**Work request**
In the entries below, find the line with "system as given**" and print exactly every line from there up to and including the line with "It takes space", with no other lines.

———

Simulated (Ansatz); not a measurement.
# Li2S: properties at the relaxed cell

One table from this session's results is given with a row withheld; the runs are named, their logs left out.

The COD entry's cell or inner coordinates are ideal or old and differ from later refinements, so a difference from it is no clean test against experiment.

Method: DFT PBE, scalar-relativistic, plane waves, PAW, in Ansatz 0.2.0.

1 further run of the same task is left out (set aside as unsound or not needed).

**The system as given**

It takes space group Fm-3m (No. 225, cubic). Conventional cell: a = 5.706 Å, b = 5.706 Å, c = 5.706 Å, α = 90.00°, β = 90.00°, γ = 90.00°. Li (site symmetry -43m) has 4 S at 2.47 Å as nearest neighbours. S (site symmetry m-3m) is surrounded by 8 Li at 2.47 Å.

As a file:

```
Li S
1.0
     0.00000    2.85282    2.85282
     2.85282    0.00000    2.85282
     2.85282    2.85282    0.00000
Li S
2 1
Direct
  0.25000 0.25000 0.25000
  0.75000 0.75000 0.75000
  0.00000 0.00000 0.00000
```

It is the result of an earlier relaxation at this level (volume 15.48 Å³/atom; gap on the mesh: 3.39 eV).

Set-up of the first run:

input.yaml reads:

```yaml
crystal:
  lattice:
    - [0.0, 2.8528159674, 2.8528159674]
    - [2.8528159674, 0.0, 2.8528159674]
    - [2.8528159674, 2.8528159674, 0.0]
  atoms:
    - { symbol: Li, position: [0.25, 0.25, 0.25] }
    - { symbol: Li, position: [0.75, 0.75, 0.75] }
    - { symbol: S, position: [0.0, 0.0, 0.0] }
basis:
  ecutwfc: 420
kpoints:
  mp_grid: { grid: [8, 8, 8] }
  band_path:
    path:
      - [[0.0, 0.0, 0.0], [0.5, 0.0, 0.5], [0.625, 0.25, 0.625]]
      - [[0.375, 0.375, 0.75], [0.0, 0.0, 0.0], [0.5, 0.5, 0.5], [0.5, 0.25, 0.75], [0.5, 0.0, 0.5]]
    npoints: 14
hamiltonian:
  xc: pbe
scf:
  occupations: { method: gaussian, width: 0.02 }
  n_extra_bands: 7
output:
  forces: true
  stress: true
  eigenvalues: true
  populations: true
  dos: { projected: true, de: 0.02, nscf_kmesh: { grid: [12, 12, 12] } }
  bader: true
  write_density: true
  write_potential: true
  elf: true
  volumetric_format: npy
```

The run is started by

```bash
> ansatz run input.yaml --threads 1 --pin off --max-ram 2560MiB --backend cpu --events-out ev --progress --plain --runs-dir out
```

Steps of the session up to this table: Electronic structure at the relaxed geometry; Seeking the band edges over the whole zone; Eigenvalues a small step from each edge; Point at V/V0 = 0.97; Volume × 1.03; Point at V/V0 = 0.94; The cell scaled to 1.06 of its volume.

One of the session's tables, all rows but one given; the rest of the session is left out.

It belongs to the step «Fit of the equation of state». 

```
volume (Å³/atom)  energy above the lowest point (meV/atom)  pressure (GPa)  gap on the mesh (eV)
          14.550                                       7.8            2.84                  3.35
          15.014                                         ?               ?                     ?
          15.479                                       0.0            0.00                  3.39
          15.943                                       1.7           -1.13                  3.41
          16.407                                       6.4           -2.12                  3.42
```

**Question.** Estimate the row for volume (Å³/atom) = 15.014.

———

**Written response**
**The system as given**

It takes space group Fm-3m (No. 225, cubic). Conventional cell: a = 5.706 Å, b = 5.706 Å, c = 5.706 Å, α = 90.00°, β = 90.00°, γ = 90.00°. Li (site symmetry -43m) has 4 S at 2.47 Å as nearest neighbours. S (site symmetry m-3m) is surrounded by 8 Li at 2.47 Å.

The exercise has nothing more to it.